_ _ _

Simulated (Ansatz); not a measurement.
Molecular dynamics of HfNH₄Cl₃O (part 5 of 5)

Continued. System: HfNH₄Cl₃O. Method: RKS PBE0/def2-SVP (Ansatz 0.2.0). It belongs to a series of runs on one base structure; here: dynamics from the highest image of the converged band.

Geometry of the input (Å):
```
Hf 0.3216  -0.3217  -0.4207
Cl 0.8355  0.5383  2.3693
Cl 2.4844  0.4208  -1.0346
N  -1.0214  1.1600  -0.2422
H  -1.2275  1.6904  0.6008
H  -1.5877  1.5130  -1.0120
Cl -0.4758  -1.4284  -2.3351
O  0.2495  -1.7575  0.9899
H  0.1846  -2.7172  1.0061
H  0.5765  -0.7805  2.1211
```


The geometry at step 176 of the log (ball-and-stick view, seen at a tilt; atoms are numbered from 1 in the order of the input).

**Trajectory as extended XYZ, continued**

_ _ _

Reproduce the whole listing verbatim.

### Task answer
Simulated (Ansatz); not a measurement.
Molecular dynamics of HfNH₄Cl₃O (part 5 of 5)

Continued. System: HfNH₄Cl₃O. Method: RKS PBE0/def2-SVP (Ansatz 0.2.0). It belongs to a series of runs on one base structure; here: dynamics from the highest image of the converged band.

Geometry of the input (Å):
```
Hf 0.3216  -0.3217  -0.4207
Cl 0.8355  0.5383  2.3693
Cl 2.4844  0.4208  -1.0346
N  -1.0214  1.1600  -0.2422
H  -1.2275  1.6904  0.6008
H  -1.5877  1.5130  -1.0120
Cl -0.4758  -1.4284  -2.3351
O  0.2495  -1.7575  0.9899
H  0.1846  -2.7172  1.0061
H  0.5765  -0.7805  2.1211
```


The geometry at step 176 of the log (ball-and-stick view, seen at a tilt; atoms are numbered from 1 in the order of the input).

**Trajectory as extended XYZ, continued**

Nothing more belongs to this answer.